• [SOURCE MATERIAL]
+ + +
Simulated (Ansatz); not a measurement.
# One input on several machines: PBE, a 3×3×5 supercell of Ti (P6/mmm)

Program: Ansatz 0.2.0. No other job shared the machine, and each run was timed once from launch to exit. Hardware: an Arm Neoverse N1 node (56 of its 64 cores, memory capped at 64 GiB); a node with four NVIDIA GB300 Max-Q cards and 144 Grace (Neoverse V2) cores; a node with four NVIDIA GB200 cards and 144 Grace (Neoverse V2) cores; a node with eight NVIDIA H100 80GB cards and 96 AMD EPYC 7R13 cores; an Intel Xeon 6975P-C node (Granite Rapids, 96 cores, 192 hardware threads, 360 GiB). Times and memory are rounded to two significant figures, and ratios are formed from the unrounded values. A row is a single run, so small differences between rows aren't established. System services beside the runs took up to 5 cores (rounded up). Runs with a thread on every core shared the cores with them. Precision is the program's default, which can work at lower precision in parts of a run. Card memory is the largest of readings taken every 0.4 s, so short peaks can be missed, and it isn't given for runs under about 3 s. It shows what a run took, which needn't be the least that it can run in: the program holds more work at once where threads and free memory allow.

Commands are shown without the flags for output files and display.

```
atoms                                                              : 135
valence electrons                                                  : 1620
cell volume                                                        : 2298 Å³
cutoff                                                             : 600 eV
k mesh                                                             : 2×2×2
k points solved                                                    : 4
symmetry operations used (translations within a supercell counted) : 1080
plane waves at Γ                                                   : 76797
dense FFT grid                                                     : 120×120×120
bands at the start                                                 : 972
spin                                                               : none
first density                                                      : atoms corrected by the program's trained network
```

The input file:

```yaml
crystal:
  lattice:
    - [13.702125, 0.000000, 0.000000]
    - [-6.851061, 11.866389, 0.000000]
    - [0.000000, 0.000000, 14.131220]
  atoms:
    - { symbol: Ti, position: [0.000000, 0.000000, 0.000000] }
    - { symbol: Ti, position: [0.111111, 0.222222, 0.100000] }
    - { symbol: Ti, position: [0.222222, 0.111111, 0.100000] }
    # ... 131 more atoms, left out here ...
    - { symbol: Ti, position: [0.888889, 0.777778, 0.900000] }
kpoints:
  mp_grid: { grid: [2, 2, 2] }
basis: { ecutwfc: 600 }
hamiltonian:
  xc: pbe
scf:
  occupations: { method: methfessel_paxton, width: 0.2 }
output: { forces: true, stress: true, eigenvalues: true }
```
+ + +

• [TASK ITEM]
Quote every line from the beginning of the entries up to and including the line that contains "# One input".

• [EXERCISE OUTPUT]
Simulated (Ansatz); not a measurement.
# One input on several machines: PBE, a 3×3×5 supercell of Ti (P6/mmm)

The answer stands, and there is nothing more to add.